→ Exercise
Your job is to transcribe the material exactly. Keep every line.

→ Raw data
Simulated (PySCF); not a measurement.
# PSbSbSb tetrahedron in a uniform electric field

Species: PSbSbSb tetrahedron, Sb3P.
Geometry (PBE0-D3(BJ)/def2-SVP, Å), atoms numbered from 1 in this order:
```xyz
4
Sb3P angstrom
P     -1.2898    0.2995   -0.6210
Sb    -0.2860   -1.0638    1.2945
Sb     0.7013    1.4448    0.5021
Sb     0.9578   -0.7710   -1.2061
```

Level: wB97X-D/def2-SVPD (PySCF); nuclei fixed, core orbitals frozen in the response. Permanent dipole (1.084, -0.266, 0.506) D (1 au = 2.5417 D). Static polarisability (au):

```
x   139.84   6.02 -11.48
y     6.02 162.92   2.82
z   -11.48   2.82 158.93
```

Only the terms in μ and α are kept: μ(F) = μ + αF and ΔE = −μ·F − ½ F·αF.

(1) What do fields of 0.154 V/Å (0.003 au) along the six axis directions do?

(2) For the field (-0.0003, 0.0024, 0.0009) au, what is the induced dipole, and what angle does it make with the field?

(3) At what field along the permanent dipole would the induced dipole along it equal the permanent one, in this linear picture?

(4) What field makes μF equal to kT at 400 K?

→ Written answer
Simulated (PySCF); not a measurement.
# PSbSbSb tetrahedron in a uniform electric field

Species: PSbSbSb tetrahedron, Sb3P.
Geometry (PBE0-D3(BJ)/def2-SVP, Å), atoms numbered from 1 in this order:
```xyz
4
Sb3P angstrom
P     -1.2898    0.2995   -0.6210
Sb    -0.2860   -1.0638    1.2945
Sb     0.7013    1.4448    0.5021
Sb     0.9578   -0.7710   -1.2061
```

Level: wB97X-D/def2-SVPD (PySCF); nuclei fixed, core orbitals frozen in the response. Permanent dipole (1.084, -0.266, 0.506) D (1 au = 2.5417 D). Static polarisability (au):

```
x   139.84   6.02 -11.48
y     6.02 162.92   2.82
z   -11.48   2.82 158.93
```

Only the terms in μ and α are kept: μ(F) = μ + αF and ΔE = −μ·F − ½ F·αF.

(1) What do fields of 0.154 V/Å (0.003 au) along the six axis directions do?

(2) For the field (-0.0003, 0.0024, 0.0009) au, what is the induced dipole, and what angle does it make with the field?

(3) At what field along the permanent dipole would the induced dipole along it equal the permanent one, in this linear picture?

(4) What field makes μF equal to kT at 400 K?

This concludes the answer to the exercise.